## SUPPLIED RECORDS
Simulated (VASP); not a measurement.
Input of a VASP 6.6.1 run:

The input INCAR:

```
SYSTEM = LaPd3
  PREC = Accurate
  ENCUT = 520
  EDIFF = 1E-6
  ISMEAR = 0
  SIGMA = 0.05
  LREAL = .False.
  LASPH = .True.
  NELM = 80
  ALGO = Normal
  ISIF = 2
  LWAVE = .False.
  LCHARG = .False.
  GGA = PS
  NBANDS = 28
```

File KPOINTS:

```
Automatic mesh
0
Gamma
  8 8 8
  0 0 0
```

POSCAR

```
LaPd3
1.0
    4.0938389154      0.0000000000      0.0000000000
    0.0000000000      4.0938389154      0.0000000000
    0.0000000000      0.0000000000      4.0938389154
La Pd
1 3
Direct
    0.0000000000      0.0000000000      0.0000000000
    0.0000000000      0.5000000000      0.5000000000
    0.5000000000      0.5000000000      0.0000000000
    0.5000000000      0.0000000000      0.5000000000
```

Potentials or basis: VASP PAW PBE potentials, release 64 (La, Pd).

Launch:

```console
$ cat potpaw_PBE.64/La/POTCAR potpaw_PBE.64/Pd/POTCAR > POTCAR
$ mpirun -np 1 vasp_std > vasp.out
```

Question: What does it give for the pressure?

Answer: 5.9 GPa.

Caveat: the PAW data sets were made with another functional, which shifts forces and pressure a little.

## REQUIRED ACTION
From the first line of the data above through the line containing "Answer: 5.9 GPa.", repeat each line exactly, and add nothing.

## ANSWER SPACE
Simulated (VASP); not a measurement.
Input of a VASP 6.6.1 run:

The input INCAR:

```
SYSTEM = LaPd3
  PREC = Accurate
  ENCUT = 520
  EDIFF = 1E-6
  ISMEAR = 0
  SIGMA = 0.05
  LREAL = .False.
  LASPH = .True.
  NELM = 80
  ALGO = Normal
  ISIF = 2
  LWAVE = .False.
  LCHARG = .False.
  GGA = PS
  NBANDS = 28
```

File KPOINTS:

```
Automatic mesh
0
Gamma
  8 8 8
  0 0 0
```

POSCAR

```
LaPd3
1.0
    4.0938389154      0.0000000000      0.0000000000
    0.0000000000      4.0938389154      0.0000000000
    0.0000000000      0.0000000000      4.0938389154
La Pd
1 3
Direct
    0.0000000000      0.0000000000      0.0000000000
    0.0000000000      0.5000000000      0.5000000000
    0.5000000000      0.5000000000      0.0000000000
    0.5000000000      0.0000000000      0.5000000000
```

Potentials or basis: VASP PAW PBE potentials, release 64 (La, Pd).

Launch:

```console
$ cat potpaw_PBE.64/La/POTCAR potpaw_PBE.64/Pd/POTCAR > POTCAR
$ mpirun -np 1 vasp_std > vasp.out
```

Question: What does it give for the pressure?

Answer: 5.9 GPa.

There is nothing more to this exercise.